**Assigned task:** Could you restate every record below word for word?

**Extracted records:**
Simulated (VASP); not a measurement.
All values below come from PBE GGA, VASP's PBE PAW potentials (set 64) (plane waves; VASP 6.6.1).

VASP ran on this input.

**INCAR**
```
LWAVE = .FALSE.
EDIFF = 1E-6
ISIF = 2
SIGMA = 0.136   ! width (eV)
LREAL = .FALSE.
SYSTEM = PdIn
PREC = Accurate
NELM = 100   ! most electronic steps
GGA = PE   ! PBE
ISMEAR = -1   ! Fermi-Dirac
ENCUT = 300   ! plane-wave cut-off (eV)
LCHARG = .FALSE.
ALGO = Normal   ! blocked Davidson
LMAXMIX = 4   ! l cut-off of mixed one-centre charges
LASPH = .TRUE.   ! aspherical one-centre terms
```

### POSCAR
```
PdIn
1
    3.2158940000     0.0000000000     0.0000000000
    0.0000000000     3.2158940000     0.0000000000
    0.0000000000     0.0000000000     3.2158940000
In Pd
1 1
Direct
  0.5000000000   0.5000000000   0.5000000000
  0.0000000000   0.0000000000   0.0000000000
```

**Answer section:**
Simulated (VASP); not a measurement.
All values below come from PBE GGA, VASP's PBE PAW potentials (set 64) (plane waves; VASP 6.6.1).

VASP ran on this input.

**INCAR**
```
LWAVE = .FALSE.
EDIFF = 1E-6
ISIF = 2
SIGMA = 0.136   ! width (eV)
LREAL = .FALSE.
SYSTEM = PdIn
PREC = Accurate
NELM = 100   ! most electronic steps
GGA = PE   ! PBE
ISMEAR = -1   ! Fermi-Dirac
ENCUT = 300   ! plane-wave cut-off (eV)
LCHARG = .FALSE.
ALGO = Normal   ! blocked Davidson
LMAXMIX = 4   ! l cut-off of mixed one-centre charges
LASPH = .TRUE.   ! aspherical one-centre terms
```

### POSCAR
```
PdIn
1
    3.2158940000     0.0000000000     0.0000000000
    0.0000000000     3.2158940000     0.0000000000
    0.0000000000     0.0000000000     3.2158940000
In Pd
1 1
Direct
  0.5000000000   0.5000000000   0.5000000000
  0.0000000000   0.0000000000   0.0000000000
```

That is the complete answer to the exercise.